(DATASET RECORDS begins)
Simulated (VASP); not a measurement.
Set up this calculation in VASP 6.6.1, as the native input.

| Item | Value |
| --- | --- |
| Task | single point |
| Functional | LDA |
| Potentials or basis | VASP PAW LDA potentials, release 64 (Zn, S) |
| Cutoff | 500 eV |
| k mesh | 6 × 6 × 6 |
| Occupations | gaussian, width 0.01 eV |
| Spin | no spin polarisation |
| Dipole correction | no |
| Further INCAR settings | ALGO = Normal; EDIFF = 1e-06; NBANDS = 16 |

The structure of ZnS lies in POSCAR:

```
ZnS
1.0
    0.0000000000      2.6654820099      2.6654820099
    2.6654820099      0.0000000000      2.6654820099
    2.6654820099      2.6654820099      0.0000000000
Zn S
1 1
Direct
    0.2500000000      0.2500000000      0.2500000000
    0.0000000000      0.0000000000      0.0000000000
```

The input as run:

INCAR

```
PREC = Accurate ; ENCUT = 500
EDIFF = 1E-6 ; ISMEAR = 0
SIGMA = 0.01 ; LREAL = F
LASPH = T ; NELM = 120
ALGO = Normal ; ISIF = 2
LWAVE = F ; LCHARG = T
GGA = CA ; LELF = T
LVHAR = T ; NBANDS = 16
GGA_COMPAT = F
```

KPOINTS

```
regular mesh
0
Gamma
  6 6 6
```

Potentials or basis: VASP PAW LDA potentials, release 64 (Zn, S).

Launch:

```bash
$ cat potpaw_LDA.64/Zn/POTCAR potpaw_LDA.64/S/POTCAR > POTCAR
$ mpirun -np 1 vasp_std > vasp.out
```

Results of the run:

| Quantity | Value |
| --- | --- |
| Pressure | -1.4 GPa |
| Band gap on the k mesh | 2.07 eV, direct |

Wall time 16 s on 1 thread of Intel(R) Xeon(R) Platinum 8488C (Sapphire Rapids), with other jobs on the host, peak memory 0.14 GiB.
(DATASET RECORDS ends)

→ WORK TASK:
Taking the entries above, print exactly the lines starting at the line with "The input as" and ending at the line with "eV, direct |", both included.

→ TASK ANSWER:
The input as run:

INCAR

```
PREC = Accurate ; ENCUT = 500
EDIFF = 1E-6 ; ISMEAR = 0
SIGMA = 0.01 ; LREAL = F
LASPH = T ; NELM = 120
ALGO = Normal ; ISIF = 2
LWAVE = F ; LCHARG = T
GGA = CA ; LELF = T
LVHAR = T ; NBANDS = 16
GGA_COMPAT = F
```

KPOINTS

```
regular mesh
0
Gamma
  6 6 6
```

Potentials or basis: VASP PAW LDA potentials, release 64 (Zn, S).

Launch:

```bash
$ cat potpaw_LDA.64/Zn/POTCAR potpaw_LDA.64/S/POTCAR > POTCAR
$ mpirun -np 1 vasp_std > vasp.out
```

Results of the run:

| Quantity | Value |
| --- | --- |
| Pressure | -1.4 GPa |
| Band gap on the k mesh | 2.07 eV, direct |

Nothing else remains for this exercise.